Dataset content
§

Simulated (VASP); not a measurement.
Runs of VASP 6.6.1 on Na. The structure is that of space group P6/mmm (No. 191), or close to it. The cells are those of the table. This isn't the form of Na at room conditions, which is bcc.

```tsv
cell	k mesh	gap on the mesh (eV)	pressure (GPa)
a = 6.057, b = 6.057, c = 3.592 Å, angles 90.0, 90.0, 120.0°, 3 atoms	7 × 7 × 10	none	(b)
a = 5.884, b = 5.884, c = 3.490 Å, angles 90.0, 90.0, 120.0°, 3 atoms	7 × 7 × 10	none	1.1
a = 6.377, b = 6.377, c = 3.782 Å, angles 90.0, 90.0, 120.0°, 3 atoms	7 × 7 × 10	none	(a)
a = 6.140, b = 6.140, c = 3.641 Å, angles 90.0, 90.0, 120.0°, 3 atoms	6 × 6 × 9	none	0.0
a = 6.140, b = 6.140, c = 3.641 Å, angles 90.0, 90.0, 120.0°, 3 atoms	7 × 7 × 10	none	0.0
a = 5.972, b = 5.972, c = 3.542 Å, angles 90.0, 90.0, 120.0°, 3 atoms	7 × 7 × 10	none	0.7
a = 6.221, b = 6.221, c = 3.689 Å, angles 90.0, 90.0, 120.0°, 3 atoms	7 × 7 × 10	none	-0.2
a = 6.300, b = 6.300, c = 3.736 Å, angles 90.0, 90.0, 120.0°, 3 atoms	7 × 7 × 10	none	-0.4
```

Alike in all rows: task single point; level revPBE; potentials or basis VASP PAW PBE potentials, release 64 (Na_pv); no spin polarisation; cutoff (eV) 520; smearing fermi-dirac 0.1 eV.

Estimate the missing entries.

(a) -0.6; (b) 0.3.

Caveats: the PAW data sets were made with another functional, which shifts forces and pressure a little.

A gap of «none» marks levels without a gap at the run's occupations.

§

Starting at the line that has "(a) -0.6; (b) 0.3." and ending at the line that has "Caveats: the PAW", please write out the lines above exactly, leaving out all others.

(a) -0.6; (b) 0.3.

Caveats: the PAW data sets were made with another functional, which shifts forces and pressure a little.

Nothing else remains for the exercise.